========================

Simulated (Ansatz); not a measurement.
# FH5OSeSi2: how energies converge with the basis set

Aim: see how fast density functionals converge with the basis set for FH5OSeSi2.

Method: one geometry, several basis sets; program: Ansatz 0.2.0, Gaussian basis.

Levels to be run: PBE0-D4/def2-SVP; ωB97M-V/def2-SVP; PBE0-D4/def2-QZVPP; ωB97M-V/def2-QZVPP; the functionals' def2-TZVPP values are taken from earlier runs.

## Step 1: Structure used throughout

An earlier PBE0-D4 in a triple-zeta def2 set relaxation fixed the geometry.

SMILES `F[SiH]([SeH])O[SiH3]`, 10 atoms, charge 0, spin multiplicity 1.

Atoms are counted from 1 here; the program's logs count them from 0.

========================

• Requirement: Above are the records. Print exactly, and only, the lines from the line with "Aim: see how" to the line with "## Step 1: Structure used throughout", both inclusive.

• Result:
Aim: see how fast density functionals converge with the basis set for FH5OSeSi2.

Method: one geometry, several basis sets; program: Ansatz 0.2.0, Gaussian basis.

Levels to be run: PBE0-D4/def2-SVP; ωB97M-V/def2-SVP; PBE0-D4/def2-QZVPP; ωB97M-V/def2-QZVPP; the functionals' def2-TZVPP values are taken from earlier runs.

## Step 1: Structure used throughout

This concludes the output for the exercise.